EXCERPTED DATA =>
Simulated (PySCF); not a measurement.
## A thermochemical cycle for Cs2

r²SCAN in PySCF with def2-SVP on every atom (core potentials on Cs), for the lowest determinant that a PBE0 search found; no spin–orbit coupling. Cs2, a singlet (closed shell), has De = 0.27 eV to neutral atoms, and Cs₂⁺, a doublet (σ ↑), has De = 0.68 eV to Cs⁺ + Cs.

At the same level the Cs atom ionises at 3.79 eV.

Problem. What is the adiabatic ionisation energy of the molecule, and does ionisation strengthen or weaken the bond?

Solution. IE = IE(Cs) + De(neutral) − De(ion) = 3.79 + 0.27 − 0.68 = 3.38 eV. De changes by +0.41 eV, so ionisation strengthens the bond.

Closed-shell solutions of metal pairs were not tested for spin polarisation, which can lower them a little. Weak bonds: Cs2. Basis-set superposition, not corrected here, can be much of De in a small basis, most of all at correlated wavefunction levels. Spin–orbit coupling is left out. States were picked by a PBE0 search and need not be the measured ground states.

WORK REQUEST =>
All lines above from the one holding "r²SCAN in PySCF" to the one holding "At the same", inclusive, are to be copied exactly; no other line is wanted.

EXERCISE RESULT =>
r²SCAN in PySCF with def2-SVP on every atom (core potentials on Cs), for the lowest determinant that a PBE0 search found; no spin–orbit coupling. Cs2, a singlet (closed shell), has De = 0.27 eV to neutral atoms, and Cs₂⁺, a doublet (σ ↑), has De = 0.68 eV to Cs⁺ + Cs.

At the same level the Cs atom ionises at 3.79 eV.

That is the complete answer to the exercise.